Top of Supplied material

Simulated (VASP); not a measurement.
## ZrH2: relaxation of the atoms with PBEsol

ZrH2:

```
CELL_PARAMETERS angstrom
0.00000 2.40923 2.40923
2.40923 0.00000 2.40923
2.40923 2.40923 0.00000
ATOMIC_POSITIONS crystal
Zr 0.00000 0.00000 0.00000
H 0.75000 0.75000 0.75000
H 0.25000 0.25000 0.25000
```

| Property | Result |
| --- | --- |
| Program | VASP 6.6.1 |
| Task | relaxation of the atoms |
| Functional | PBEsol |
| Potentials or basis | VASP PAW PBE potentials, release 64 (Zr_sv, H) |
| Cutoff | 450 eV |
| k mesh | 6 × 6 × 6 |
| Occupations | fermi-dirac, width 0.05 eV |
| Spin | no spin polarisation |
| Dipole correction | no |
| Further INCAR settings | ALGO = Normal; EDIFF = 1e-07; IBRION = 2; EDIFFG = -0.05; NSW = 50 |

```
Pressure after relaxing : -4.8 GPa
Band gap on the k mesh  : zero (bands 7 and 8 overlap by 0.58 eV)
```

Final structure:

Bottom of Supplied material

:: Activity ::
Exact lines only, please: output the listing from the first line to the line with "VASP 6.6.1 |", both included.

:: Exercise result ::
Simulated (VASP); not a measurement.
## ZrH2: relaxation of the atoms with PBEsol

ZrH2:

```
CELL_PARAMETERS angstrom
0.00000 2.40923 2.40923
2.40923 0.00000 2.40923
2.40923 2.40923 0.00000
ATOMIC_POSITIONS crystal
Zr 0.00000 0.00000 0.00000
H 0.75000 0.75000 0.75000
H 0.25000 0.25000 0.25000
```

| Property | Result |
| --- | --- |
| Program | VASP 6.6.1 |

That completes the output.